Once the line with "1.570) | spin not included |" is found in the entries below, print it and each following line exactly, stopping after the line with "ΔE counts from hcp."; print nothing else.

□ □ □ □

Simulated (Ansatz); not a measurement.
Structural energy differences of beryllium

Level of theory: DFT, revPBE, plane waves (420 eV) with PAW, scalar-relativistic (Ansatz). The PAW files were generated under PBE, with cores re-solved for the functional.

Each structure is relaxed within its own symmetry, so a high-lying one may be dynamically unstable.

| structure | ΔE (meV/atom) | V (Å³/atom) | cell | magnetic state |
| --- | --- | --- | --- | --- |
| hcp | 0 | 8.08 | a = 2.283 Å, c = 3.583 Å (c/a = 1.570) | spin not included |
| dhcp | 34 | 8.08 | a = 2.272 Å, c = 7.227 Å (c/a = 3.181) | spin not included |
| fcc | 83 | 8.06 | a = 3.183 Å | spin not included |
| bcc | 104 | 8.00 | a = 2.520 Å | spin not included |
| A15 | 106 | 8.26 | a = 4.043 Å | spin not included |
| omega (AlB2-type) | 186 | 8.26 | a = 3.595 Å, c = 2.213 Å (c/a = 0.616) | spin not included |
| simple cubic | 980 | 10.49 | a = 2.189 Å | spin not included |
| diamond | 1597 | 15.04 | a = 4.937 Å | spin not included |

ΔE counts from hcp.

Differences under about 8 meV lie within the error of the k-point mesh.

□ □ □ □

Expected answer:
| hcp | 0 | 8.08 | a = 2.283 Å, c = 3.583 Å (c/a = 1.570) | spin not included |
| dhcp | 34 | 8.08 | a = 2.272 Å, c = 7.227 Å (c/a = 3.181) | spin not included |
| fcc | 83 | 8.06 | a = 3.183 Å | spin not included |
| bcc | 104 | 8.00 | a = 2.520 Å | spin not included |
| A15 | 106 | 8.26 | a = 4.043 Å | spin not included |
| omega (AlB2-type) | 186 | 8.26 | a = 3.595 Å, c = 2.213 Å (c/a = 0.616) | spin not included |
| simple cubic | 980 | 10.49 | a = 2.189 Å | spin not included |
| diamond | 1597 | 15.04 | a = 4.937 Å | spin not included |

ΔE counts from hcp.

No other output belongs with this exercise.